*** Opening of Recorded information ***

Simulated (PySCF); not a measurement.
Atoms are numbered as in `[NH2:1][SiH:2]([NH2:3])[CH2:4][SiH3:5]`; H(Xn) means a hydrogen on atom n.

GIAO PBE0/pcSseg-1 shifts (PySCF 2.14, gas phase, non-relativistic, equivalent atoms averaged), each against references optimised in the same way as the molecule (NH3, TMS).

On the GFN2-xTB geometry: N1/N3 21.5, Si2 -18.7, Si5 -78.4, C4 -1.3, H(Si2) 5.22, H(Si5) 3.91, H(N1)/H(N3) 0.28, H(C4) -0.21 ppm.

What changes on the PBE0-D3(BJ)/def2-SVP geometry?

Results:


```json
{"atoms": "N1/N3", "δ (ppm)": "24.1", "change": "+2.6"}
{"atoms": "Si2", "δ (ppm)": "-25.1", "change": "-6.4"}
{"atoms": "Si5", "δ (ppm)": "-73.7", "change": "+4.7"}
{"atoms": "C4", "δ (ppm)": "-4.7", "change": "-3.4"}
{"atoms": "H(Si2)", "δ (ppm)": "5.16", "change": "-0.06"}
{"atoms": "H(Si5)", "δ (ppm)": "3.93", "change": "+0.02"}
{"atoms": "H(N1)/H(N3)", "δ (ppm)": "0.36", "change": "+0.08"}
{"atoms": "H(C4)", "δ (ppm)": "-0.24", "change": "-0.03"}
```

*** Close of Recorded information ***

Brief =
Reproduce only what lies between the start of the listing above and the end of the line containing "GIAO PBE0/pcSseg-1 shifts", keeping every line exact.

Reply =
Simulated (PySCF); not a measurement.
Atoms are numbered as in `[NH2:1][SiH:2]([NH2:3])[CH2:4][SiH3:5]`; H(Xn) means a hydrogen on atom n.

GIAO PBE0/pcSseg-1 shifts (PySCF 2.14, gas phase, non-relativistic, equivalent atoms averaged), each against references optimised in the same way as the molecule (NH3, TMS).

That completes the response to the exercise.